***

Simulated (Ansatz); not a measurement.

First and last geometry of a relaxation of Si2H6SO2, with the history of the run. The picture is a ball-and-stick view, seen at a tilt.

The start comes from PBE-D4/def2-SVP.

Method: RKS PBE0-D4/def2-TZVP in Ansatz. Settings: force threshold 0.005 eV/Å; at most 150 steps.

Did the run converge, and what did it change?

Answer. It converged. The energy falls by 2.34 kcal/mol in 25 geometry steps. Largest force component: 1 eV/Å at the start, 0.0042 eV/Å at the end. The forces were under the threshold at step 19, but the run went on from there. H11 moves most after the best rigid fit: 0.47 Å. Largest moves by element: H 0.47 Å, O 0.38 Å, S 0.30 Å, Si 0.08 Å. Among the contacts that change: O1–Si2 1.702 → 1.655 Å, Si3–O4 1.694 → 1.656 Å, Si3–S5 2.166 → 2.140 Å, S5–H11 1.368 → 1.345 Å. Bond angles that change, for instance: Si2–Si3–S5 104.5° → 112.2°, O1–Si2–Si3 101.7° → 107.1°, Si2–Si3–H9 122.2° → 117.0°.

***

▶ [WORK REQUEST] Retype exactly the span of lines from the one with "The start comes from PBE-D4/def2-SVP." through the one with "Did the run converge, and what did it change?"; include both ends and omit the rest of the material.

▶ [WRITTEN RESPONSE]
The start comes from PBE-D4/def2-SVP.

Method: RKS PBE0-D4/def2-TZVP in Ansatz. Settings: force threshold 0.005 eV/Å; at most 150 steps.

Did the run converge, and what did it change?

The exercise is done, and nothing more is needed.